Action item
When the line with "The cell was" appears below, start repeating lines exactly, and keep going through the line with "Potentials or basis: PseudoDojo"; add nothing outside that span.

Exercise data
>>>>
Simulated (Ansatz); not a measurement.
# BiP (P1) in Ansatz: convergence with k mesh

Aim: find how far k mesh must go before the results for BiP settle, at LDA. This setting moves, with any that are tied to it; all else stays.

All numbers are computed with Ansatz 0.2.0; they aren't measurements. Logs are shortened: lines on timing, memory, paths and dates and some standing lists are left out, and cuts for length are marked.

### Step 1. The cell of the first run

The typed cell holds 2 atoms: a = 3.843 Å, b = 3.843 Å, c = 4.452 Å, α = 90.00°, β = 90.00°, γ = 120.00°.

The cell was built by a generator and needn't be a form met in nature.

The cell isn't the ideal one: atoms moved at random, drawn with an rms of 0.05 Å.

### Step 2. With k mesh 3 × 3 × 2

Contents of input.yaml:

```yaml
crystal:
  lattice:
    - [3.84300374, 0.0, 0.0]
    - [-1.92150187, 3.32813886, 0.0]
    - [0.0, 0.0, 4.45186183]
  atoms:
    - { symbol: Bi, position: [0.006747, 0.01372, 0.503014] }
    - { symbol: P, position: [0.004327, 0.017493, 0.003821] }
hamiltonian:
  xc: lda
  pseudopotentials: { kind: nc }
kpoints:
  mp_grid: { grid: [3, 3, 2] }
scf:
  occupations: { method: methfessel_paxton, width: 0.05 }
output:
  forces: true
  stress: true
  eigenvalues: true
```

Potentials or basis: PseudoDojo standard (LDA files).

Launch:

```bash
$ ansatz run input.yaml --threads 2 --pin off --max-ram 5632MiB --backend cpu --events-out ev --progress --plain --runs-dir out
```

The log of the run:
<<<<

Written answer
The cell was built by a generator and needn't be a form met in nature.

The cell isn't the ideal one: atoms moved at random, drawn with an rms of 0.05 Å.

### Step 2. With k mesh 3 × 3 × 2

Contents of input.yaml:

```yaml
crystal:
  lattice:
    - [3.84300374, 0.0, 0.0]
    - [-1.92150187, 3.32813886, 0.0]
    - [0.0, 0.0, 4.45186183]
  atoms:
    - { symbol: Bi, position: [0.006747, 0.01372, 0.503014] }
    - { symbol: P, position: [0.004327, 0.017493, 0.003821] }
hamiltonian:
  xc: lda
  pseudopotentials: { kind: nc }
kpoints:
  mp_grid: { grid: [3, 3, 2] }
scf:
  occupations: { method: methfessel_paxton, width: 0.05 }
output:
  forces: true
  stress: true
  eigenvalues: true
```

Potentials or basis: PseudoDojo standard (LDA files).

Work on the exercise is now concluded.